◆ Task item ◆
Would you repeat exactly the part of the listing below that runs from the line containing "1 | 46519 |" down to the line containing "Answer: The states", inclusive, and nothing else?

◆ Provided records ◆
::::::::

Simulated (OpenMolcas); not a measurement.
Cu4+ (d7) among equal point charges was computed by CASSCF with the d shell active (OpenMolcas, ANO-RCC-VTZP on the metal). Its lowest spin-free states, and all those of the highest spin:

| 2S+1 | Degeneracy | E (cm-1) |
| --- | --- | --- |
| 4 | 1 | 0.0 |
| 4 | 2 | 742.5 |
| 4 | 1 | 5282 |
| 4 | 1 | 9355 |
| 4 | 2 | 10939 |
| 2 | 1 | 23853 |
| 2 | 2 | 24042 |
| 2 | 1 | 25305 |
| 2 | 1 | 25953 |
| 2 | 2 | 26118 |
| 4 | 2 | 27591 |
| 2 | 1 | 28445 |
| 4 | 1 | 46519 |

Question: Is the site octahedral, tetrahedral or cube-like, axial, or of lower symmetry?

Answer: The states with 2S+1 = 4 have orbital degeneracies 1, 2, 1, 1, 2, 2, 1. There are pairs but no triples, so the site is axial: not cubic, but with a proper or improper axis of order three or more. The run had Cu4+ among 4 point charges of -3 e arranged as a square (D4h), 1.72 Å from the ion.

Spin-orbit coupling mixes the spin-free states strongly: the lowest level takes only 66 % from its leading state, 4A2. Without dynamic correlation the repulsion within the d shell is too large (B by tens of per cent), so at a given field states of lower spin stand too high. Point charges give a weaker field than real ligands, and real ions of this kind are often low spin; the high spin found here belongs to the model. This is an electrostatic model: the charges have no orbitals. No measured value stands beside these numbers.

::::::::

◆ Response ◆
| 4 | 1 | 46519 |

Question: Is the site octahedral, tetrahedral or cube-like, axial, or of lower symmetry?

Answer: The states with 2S+1 = 4 have orbital degeneracies 1, 2, 1, 1, 2, 2, 1. There are pairs but no triples, so the site is axial: not cubic, but with a proper or improper axis of order three or more. The run had Cu4+ among 4 point charges of -3 e arranged as a square (D4h), 1.72 Å from the ion.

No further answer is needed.